= WORK REQUEST =
Using the records below, give again exactly the lines from the line that contains "Alike in all" through the line that contains "Caveats: the PAW", both ends included, and only those.

+ + +

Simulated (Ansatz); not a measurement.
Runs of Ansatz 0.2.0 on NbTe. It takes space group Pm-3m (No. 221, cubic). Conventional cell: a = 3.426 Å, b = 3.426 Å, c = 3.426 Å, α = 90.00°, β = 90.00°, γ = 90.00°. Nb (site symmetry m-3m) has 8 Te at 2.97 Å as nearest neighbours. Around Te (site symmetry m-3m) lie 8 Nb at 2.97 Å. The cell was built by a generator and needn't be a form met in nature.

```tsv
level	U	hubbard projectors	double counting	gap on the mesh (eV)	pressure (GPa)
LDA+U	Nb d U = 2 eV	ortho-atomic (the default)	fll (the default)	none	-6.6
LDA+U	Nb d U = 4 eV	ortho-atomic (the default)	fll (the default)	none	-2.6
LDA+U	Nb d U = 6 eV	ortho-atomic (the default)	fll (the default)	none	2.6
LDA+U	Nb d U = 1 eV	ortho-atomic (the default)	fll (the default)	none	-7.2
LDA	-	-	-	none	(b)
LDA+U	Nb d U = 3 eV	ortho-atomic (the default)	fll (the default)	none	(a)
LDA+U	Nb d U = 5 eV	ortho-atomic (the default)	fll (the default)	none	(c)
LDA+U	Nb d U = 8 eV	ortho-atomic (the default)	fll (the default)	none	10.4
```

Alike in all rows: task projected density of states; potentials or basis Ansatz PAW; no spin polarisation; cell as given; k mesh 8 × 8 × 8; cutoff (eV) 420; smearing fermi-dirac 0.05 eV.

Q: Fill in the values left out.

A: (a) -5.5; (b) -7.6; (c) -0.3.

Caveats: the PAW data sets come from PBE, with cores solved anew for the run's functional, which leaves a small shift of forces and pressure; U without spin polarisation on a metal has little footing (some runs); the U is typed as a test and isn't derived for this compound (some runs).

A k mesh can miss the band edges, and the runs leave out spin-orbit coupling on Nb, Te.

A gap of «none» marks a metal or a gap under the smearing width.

+ + +

= ANSWER SPACE =
Alike in all rows: task projected density of states; potentials or basis Ansatz PAW; no spin polarisation; cell as given; k mesh 8 × 8 × 8; cutoff (eV) 420; smearing fermi-dirac 0.05 eV.

Q: Fill in the values left out.

A: (a) -5.5; (b) -7.6; (c) -0.3.

Caveats: the PAW data sets come from PBE, with cores solved anew for the run's functional, which leaves a small shift of forces and pressure; U without spin polarisation on a metal has little footing (some runs); the U is typed as a test and isn't derived for this compound (some runs).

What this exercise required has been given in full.